> **Work instruction**:
Write out exactly the first lines of the listing, ending on the line that contains "### Step 1. The cell of the first run".

> **Supplied information**:
^^^^

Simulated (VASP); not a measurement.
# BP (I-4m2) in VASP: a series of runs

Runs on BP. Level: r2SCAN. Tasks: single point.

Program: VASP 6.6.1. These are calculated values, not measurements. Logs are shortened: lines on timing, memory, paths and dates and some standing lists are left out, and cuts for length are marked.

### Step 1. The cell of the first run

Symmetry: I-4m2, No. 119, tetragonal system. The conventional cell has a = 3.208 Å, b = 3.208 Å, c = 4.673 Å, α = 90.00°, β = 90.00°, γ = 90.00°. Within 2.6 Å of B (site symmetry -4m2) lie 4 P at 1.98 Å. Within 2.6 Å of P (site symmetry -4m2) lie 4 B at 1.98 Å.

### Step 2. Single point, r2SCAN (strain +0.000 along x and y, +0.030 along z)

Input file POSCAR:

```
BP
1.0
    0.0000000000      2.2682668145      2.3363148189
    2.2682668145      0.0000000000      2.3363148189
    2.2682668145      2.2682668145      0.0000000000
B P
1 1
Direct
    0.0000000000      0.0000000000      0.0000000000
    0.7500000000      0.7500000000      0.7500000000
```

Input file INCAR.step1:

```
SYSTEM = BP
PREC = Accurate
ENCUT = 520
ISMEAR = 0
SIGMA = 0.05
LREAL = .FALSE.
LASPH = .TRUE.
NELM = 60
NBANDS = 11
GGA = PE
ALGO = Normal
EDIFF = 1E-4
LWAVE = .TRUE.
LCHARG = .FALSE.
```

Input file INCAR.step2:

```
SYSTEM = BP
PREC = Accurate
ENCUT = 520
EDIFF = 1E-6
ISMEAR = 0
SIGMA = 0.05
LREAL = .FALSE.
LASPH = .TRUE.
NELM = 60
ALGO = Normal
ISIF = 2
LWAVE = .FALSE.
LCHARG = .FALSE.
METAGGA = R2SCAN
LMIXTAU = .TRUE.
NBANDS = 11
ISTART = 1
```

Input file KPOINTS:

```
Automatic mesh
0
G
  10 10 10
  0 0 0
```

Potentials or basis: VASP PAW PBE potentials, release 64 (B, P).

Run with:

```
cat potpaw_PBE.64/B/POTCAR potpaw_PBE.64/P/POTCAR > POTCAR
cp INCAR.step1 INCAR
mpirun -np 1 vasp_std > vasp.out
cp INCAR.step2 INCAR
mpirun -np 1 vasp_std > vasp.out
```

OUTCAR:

^^^^

> **Exercise response**:
Simulated (VASP); not a measurement.
# BP (I-4m2) in VASP: a series of runs

Runs on BP. Level: r2SCAN. Tasks: single point.

Program: VASP 6.6.1. These are calculated values, not measurements. Logs are shortened: lines on timing, memory, paths and dates and some standing lists are left out, and cuts for length are marked.

### Step 1. The cell of the first run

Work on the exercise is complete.